### ASSIGNED TASK
Look through the data below for the line with "### 4. With 12 displaced layers", and transcribe it exactly together with each line after it up to and including the line with "System of this". Give nothing else.

ENTRIES PROVIDED below:
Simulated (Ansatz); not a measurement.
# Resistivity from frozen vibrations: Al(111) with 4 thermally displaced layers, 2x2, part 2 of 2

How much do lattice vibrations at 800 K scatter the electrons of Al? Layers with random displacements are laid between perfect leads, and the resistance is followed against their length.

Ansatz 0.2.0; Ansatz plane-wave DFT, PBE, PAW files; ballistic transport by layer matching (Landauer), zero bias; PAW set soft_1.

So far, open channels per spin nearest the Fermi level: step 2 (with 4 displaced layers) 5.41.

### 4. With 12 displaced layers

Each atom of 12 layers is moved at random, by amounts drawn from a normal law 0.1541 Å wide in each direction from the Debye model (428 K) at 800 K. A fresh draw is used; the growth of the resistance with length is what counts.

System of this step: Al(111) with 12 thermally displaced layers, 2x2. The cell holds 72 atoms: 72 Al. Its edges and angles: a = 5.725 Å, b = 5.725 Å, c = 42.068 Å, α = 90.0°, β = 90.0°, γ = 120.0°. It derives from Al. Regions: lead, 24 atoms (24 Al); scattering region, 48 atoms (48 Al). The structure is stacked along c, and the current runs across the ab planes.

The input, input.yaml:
End of ENTRIES PROVIDED.

### WRITTEN SOLUTION
### 4. With 12 displaced layers

Each atom of 12 layers is moved at random, by amounts drawn from a normal law 0.1541 Å wide in each direction from the Debye model (428 K) at 800 K. A fresh draw is used; the growth of the resistance with length is what counts.

System of this step: Al(111) with 12 thermally displaced layers, 2x2. The cell holds 72 atoms: 72 Al. Its edges and angles: a = 5.725 Å, b = 5.725 Å, c = 42.068 Å, α = 90.0°, β = 90.0°, γ = 120.0°. It derives from Al. Regions: lead, 24 atoms (24 Al); scattering region, 48 atoms (48 Al). The structure is stacked along c, and the current runs across the ab planes.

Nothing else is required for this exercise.